Entries shown -
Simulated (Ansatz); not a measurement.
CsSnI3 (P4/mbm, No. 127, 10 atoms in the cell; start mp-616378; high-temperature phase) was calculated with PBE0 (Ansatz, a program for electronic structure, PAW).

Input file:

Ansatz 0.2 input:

Exercise -
Copy out the data exactly as it stands, leaving nothing out.

Written response -
Simulated (Ansatz); not a measurement.
CsSnI3 (P4/mbm, No. 127, 10 atoms in the cell; start mp-616378; high-temperature phase) was calculated with PBE0 (Ansatz, a program for electronic structure, PAW).

Input file:

Ansatz 0.2 input:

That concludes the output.